* [Data for analysis]
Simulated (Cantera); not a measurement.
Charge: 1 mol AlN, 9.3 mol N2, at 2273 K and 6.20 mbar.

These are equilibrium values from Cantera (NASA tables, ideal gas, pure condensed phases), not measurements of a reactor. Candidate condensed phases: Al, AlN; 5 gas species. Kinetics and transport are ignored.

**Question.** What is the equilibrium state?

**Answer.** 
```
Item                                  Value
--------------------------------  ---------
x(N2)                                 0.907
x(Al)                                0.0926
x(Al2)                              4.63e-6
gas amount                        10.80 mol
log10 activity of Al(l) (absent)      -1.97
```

* [Activity] What the task asks for is a word-for-word repeat of the lines above, from the first through the one containing "Charge: 1 mol".

* [Written response]
Simulated (Cantera); not a measurement.
Charge: 1 mol AlN, 9.3 mol N2, at 2273 K and 6.20 mbar.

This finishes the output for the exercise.